[Assignment]
Write out again only the lines that run from the start of the entries to the line containing "### 1 The cell of the first run", both included.

::::::

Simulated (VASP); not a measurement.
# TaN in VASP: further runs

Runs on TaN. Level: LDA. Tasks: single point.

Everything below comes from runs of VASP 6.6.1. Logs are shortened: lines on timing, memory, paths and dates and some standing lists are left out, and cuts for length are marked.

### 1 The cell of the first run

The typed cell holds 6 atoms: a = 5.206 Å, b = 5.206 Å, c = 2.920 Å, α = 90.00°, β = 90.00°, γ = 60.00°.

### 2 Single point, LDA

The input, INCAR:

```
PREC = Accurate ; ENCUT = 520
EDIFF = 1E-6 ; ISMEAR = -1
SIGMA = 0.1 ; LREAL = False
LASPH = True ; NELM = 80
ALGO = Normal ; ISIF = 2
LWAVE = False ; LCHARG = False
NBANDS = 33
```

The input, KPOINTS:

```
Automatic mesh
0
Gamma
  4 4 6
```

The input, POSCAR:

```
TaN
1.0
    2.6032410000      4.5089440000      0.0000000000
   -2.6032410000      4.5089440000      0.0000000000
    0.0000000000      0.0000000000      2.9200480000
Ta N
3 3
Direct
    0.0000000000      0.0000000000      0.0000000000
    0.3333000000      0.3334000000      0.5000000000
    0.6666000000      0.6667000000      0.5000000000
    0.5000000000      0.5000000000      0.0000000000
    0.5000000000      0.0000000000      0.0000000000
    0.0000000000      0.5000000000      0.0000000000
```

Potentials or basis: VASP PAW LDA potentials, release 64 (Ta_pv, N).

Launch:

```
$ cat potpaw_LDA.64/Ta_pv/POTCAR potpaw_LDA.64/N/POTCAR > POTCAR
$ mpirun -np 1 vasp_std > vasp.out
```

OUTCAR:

::::::

[Exercise result]
Simulated (VASP); not a measurement.
# TaN in VASP: further runs

Runs on TaN. Level: LDA. Tasks: single point.

Everything below comes from runs of VASP 6.6.1. Logs are shortened: lines on timing, memory, paths and dates and some standing lists are left out, and cuts for length are marked.

### 1 The cell of the first run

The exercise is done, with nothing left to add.